_Work request_. In the data below, find the line that contains "Give NICS(0), NICS(1)" and the line that contains "Ring α: diatropic, as". Copy both, plus every line between them, exactly.

*** Opening of Data extract ***
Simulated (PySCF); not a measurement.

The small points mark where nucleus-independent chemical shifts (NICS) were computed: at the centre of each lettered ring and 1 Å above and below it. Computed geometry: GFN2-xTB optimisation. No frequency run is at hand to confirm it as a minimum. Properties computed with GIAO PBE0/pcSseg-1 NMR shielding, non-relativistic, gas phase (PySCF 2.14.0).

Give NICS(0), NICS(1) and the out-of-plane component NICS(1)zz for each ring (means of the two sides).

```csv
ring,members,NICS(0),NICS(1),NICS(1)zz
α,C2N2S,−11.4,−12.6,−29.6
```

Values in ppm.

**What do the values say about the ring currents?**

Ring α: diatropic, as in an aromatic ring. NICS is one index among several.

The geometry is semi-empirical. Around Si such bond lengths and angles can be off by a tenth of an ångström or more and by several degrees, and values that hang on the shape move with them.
*** Close of Data extract ***

_Written answer_.
Give NICS(0), NICS(1) and the out-of-plane component NICS(1)zz for each ring (means of the two sides).

```csv
ring,members,NICS(0),NICS(1),NICS(1)zz
α,C2N2S,−11.4,−12.6,−29.6
```

Values in ppm.

**What do the values say about the ring currents?**

Ring α: diatropic, as in an aromatic ring. NICS is one index among several.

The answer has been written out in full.